EXERCISE: Restate word for word the lines of the data below, from the first through the one that has "Question: Where does".

ENTRIES SHOWN:
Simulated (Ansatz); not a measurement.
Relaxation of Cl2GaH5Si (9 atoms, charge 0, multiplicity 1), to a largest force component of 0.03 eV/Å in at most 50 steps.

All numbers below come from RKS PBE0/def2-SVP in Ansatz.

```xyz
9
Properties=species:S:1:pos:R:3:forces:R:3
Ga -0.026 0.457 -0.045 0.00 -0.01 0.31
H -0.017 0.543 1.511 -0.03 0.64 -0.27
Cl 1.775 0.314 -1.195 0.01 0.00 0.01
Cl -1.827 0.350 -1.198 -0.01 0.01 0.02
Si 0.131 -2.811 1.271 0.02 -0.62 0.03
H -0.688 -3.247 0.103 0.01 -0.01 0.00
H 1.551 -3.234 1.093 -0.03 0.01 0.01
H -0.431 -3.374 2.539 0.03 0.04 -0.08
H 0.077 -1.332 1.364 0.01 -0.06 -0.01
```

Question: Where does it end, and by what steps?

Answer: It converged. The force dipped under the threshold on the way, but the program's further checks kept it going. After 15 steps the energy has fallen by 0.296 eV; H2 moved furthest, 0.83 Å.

YOUR SOLUTION:
Simulated (Ansatz); not a measurement.
Relaxation of Cl2GaH5Si (9 atoms, charge 0, multiplicity 1), to a largest force component of 0.03 eV/Å in at most 50 steps.

All numbers below come from RKS PBE0/def2-SVP in Ansatz.

```xyz
9
Properties=species:S:1:pos:R:3:forces:R:3
Ga -0.026 0.457 -0.045 0.00 -0.01 0.31
H -0.017 0.543 1.511 -0.03 0.64 -0.27
Cl 1.775 0.314 -1.195 0.01 0.00 0.01
Cl -1.827 0.350 -1.198 -0.01 0.01 0.02
Si 0.131 -2.811 1.271 0.02 -0.62 0.03
H -0.688 -3.247 0.103 0.01 -0.01 0.00
H 1.551 -3.234 1.093 -0.03 0.01 0.01
H -0.431 -3.374 2.539 0.03 0.04 -0.08
H 0.077 -1.332 1.364 0.01 -0.06 -0.01
```

Question: Where does it end, and by what steps?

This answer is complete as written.